→ SUPPLIED INFORMATION
==========

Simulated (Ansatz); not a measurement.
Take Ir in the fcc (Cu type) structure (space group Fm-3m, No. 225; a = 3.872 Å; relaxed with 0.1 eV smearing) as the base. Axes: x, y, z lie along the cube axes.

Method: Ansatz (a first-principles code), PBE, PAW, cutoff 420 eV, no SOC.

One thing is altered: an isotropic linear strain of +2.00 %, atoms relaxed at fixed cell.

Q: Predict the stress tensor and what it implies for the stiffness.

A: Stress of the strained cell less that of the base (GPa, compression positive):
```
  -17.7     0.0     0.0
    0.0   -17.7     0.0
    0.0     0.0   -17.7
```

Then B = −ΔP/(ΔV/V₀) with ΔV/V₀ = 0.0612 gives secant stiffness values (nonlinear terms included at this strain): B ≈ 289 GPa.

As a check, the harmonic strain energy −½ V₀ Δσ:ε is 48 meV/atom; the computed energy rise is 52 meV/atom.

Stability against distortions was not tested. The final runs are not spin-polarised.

==========

Using the data above, reproduce exactly the lines from the line that contains "One thing is" through the line that contains "As a check, the", including both.

→ TASK OUTPUT
One thing is altered: an isotropic linear strain of +2.00 %, atoms relaxed at fixed cell.

Q: Predict the stress tensor and what it implies for the stiffness.

A: Stress of the strained cell less that of the base (GPa, compression positive):
```
  -17.7     0.0     0.0
    0.0   -17.7     0.0
    0.0     0.0   -17.7
```

Then B = −ΔP/(ΔV/V₀) with ΔV/V₀ = 0.0612 gives secant stiffness values (nonlinear terms included at this strain): B ≈ 289 GPa.

As a check, the harmonic strain energy −½ V₀ Δσ:ε is 48 meV/atom; the computed energy rise is 52 meV/atom.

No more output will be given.